SOURCE INFORMATION >>
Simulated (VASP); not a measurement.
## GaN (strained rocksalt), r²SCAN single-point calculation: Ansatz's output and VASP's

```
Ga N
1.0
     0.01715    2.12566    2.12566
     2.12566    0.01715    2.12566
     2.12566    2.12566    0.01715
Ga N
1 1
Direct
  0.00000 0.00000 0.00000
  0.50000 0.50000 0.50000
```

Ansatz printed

ASSIGNED TASK >>
What is needed here is the full listing, restated word for word.

EXERCISE RESULT >>
Simulated (VASP); not a measurement.
## GaN (strained rocksalt), r²SCAN single-point calculation: Ansatz's output and VASP's

```
Ga N
1.0
     0.01715    2.12566    2.12566
     2.12566    0.01715    2.12566
     2.12566    2.12566    0.01715
Ga N
1 1
Direct
  0.00000 0.00000 0.00000
  0.50000 0.50000 0.50000
```

Ansatz printed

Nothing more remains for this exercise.